= Supplied entries =
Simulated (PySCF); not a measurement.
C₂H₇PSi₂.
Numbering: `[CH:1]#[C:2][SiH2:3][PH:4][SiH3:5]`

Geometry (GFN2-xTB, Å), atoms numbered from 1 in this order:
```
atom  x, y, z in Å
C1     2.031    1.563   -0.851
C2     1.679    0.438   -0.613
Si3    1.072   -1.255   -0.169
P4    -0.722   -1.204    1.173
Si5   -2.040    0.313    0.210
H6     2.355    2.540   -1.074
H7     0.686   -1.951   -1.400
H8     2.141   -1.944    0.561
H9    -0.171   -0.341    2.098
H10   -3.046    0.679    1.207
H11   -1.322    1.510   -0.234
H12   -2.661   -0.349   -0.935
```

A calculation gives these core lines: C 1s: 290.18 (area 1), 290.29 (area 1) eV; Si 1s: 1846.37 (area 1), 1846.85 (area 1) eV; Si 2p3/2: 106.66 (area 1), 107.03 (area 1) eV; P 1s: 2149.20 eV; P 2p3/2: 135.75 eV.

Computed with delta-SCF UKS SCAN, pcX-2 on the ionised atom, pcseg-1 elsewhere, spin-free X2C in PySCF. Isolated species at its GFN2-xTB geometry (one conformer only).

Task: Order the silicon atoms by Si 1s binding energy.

= Work item =
Starting with the first line of the listing, output each line exactly until you have included the one containing "Computed with delta-SCF".

= Your solution =
Simulated (PySCF); not a measurement.
C₂H₇PSi₂.
Numbering: `[CH:1]#[C:2][SiH2:3][PH:4][SiH3:5]`

Geometry (GFN2-xTB, Å), atoms numbered from 1 in this order:
```
atom  x, y, z in Å
C1     2.031    1.563   -0.851
C2     1.679    0.438   -0.613
Si3    1.072   -1.255   -0.169
P4    -0.722   -1.204    1.173
Si5   -2.040    0.313    0.210
H6     2.355    2.540   -1.074
H7     0.686   -1.951   -1.400
H8     2.141   -1.944    0.561
H9    -0.171   -0.341    2.098
H10   -3.046    0.679    1.207
H11   -1.322    1.510   -0.234
H12   -2.661   -0.349   -0.935
```

A calculation gives these core lines: C 1s: 290.18 (area 1), 290.29 (area 1) eV; Si 1s: 1846.37 (area 1), 1846.85 (area 1) eV; Si 2p3/2: 106.66 (area 1), 107.03 (area 1) eV; P 1s: 2149.20 eV; P 2p3/2: 135.75 eV.

Computed with delta-SCF UKS SCAN, pcX-2 on the ionised atom, pcseg-1 elsewhere, spin-free X2C in PySCF. Isolated species at its GFN2-xTB geometry (one conformer only).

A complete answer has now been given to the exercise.